# Provided information:
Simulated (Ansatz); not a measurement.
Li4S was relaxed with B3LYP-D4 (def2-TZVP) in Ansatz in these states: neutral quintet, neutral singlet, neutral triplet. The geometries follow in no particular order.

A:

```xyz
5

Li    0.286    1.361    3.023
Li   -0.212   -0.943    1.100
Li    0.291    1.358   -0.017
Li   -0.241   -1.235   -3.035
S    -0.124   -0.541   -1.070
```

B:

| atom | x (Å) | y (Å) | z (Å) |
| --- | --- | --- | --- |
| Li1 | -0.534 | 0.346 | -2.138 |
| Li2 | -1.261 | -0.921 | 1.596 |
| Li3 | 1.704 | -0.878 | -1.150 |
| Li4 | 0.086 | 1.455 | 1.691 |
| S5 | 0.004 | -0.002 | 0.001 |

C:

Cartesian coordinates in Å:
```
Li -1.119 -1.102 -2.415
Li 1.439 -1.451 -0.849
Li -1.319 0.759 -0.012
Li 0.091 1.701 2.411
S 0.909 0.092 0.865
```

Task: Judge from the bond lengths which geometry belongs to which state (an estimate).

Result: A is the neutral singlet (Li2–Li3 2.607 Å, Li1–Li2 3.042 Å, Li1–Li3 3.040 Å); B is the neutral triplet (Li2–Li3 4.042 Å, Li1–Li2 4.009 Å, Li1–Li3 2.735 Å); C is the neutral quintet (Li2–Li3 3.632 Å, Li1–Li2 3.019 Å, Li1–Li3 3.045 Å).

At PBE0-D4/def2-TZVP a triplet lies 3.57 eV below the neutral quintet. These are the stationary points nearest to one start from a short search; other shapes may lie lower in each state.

# Requirement:
Starting with the line with "(Å) | y (Å) | z (Å) |" above and going on through the line with "Task: Judge from", transcribe every line exactly, both ends included, and add nothing.

# Problem solution:
| atom | x (Å) | y (Å) | z (Å) |
| --- | --- | --- | --- |
| Li1 | -0.534 | 0.346 | -2.138 |
| Li2 | -1.261 | -0.921 | 1.596 |
| Li3 | 1.704 | -0.878 | -1.150 |
| Li4 | 0.086 | 1.455 | 1.691 |
| S5 | 0.004 | -0.002 | 0.001 |

C:

Cartesian coordinates in Å:
```
Li -1.119 -1.102 -2.415
Li 1.439 -1.451 -0.849
Li -1.319 0.759 -0.012
Li 0.091 1.701 2.411
S 0.909 0.092 0.865
```

Task: Judge from the bond lengths which geometry belongs to which state (an estimate).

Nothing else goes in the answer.